• [REQUIREMENT] Would you return every entry, exactly as it is written?

START EXCERPTED DATA

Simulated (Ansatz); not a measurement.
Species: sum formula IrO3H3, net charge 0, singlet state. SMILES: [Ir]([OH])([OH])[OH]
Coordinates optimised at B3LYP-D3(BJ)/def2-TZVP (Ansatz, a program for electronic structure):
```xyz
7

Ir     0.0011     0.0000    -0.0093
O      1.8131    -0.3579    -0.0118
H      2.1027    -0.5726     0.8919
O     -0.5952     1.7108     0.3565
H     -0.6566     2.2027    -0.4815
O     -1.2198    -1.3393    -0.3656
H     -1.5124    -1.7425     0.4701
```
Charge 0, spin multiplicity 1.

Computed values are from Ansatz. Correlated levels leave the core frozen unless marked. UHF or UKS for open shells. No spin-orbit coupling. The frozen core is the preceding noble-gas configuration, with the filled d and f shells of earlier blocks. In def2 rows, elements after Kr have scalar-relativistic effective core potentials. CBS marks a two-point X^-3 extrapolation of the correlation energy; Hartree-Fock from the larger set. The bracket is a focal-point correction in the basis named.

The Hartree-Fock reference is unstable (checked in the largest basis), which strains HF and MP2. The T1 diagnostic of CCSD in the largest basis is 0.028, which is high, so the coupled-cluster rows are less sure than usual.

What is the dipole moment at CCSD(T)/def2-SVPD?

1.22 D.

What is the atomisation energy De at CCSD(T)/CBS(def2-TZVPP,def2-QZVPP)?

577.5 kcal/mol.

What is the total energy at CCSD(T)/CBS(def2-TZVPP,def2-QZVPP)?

END EXCERPTED DATA

• [WRITTEN SOLUTION]
Simulated (Ansatz); not a measurement.
Species: sum formula IrO3H3, net charge 0, singlet state. SMILES: [Ir]([OH])([OH])[OH]
Coordinates optimised at B3LYP-D3(BJ)/def2-TZVP (Ansatz, a program for electronic structure):
```xyz
7

Ir     0.0011     0.0000    -0.0093
O      1.8131    -0.3579    -0.0118
H      2.1027    -0.5726     0.8919
O     -0.5952     1.7108     0.3565
H     -0.6566     2.2027    -0.4815
O     -1.2198    -1.3393    -0.3656
H     -1.5124    -1.7425     0.4701
```
Charge 0, spin multiplicity 1.

Computed values are from Ansatz. Correlated levels leave the core frozen unless marked. UHF or UKS for open shells. No spin-orbit coupling. The frozen core is the preceding noble-gas configuration, with the filled d and f shells of earlier blocks. In def2 rows, elements after Kr have scalar-relativistic effective core potentials. CBS marks a two-point X^-3 extrapolation of the correlation energy; Hartree-Fock from the larger set. The bracket is a focal-point correction in the basis named.

The Hartree-Fock reference is unstable (checked in the largest basis), which strains HF and MP2. The T1 diagnostic of CCSD in the largest basis is 0.028, which is high, so the coupled-cluster rows are less sure than usual.

What is the dipole moment at CCSD(T)/def2-SVPD?

1.22 D.

What is the atomisation energy De at CCSD(T)/CBS(def2-TZVPP,def2-QZVPP)?

577.5 kcal/mol.

What is the total energy at CCSD(T)/CBS(def2-TZVPP,def2-QZVPP)?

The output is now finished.